Work request: Beginning with the first line, transcribe the entries below exactly through the line containing "A: -0.311 eV.", inclusive.

Data to examine:
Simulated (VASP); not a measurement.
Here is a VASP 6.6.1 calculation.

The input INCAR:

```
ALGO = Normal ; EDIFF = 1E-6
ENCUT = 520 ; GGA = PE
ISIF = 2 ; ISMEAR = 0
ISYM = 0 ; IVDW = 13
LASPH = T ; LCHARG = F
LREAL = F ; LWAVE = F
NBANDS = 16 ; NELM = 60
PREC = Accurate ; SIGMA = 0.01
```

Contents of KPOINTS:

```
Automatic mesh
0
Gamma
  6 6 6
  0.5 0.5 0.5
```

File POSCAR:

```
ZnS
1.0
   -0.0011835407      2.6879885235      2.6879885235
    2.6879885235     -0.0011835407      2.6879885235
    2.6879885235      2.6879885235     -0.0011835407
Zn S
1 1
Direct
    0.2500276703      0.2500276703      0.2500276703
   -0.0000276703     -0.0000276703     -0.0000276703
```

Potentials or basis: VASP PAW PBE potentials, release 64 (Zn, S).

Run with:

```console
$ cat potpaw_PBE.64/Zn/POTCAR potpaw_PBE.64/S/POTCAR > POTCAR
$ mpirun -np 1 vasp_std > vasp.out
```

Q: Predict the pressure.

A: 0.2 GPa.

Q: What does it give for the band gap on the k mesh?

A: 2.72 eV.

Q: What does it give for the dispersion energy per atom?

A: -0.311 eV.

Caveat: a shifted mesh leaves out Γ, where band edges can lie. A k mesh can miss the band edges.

Task answer:
Simulated (VASP); not a measurement.
Here is a VASP 6.6.1 calculation.

The input INCAR:

```
ALGO = Normal ; EDIFF = 1E-6
ENCUT = 520 ; GGA = PE
ISIF = 2 ; ISMEAR = 0
ISYM = 0 ; IVDW = 13
LASPH = T ; LCHARG = F
LREAL = F ; LWAVE = F
NBANDS = 16 ; NELM = 60
PREC = Accurate ; SIGMA = 0.01
```

Contents of KPOINTS:

```
Automatic mesh
0
Gamma
  6 6 6
  0.5 0.5 0.5
```

File POSCAR:

```
ZnS
1.0
   -0.0011835407      2.6879885235      2.6879885235
    2.6879885235     -0.0011835407      2.6879885235
    2.6879885235      2.6879885235     -0.0011835407
Zn S
1 1
Direct
    0.2500276703      0.2500276703      0.2500276703
   -0.0000276703     -0.0000276703     -0.0000276703
```

Potentials or basis: VASP PAW PBE potentials, release 64 (Zn, S).

Run with:

```console
$ cat potpaw_PBE.64/Zn/POTCAR potpaw_PBE.64/S/POTCAR > POTCAR
$ mpirun -np 1 vasp_std > vasp.out
```

Q: Predict the pressure.

A: 0.2 GPa.

Q: What does it give for the band gap on the k mesh?

A: 2.72 eV.

Q: What does it give for the dispersion energy per atom?

A: -0.311 eV.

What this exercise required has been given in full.